Information below:

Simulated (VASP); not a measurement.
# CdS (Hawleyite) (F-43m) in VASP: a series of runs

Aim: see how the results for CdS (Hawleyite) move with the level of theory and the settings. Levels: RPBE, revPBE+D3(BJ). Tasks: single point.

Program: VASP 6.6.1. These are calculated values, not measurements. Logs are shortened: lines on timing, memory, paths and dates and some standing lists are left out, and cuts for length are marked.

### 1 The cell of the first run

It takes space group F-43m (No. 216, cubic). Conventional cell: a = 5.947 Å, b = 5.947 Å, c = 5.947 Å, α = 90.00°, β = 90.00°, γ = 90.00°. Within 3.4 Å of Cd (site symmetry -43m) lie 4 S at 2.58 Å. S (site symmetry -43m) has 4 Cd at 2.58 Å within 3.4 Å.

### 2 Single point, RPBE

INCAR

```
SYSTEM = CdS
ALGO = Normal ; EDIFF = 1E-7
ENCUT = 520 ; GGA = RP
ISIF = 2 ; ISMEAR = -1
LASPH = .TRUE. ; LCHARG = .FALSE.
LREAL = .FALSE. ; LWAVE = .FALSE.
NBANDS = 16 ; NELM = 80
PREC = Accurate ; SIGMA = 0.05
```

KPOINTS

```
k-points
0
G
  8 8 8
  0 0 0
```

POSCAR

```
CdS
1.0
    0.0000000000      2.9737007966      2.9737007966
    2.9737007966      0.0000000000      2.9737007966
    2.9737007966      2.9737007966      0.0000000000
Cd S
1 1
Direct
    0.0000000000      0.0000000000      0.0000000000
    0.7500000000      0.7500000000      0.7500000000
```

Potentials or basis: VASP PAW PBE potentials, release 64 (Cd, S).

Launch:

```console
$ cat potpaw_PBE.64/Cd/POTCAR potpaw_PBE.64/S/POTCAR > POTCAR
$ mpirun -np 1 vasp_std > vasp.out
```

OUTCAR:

End of Information.

◆ **Work item**: Start at the first line of the entries above. Set down each line exactly through the one with "### 1 The cell of the first run", and stop there.

◆ **Task output**:
Simulated (VASP); not a measurement.
# CdS (Hawleyite) (F-43m) in VASP: a series of runs

Aim: see how the results for CdS (Hawleyite) move with the level of theory and the settings. Levels: RPBE, revPBE+D3(BJ). Tasks: single point.

Program: VASP 6.6.1. These are calculated values, not measurements. Logs are shortened: lines on timing, memory, paths and dates and some standing lists are left out, and cuts for length are marked.

### 1 The cell of the first run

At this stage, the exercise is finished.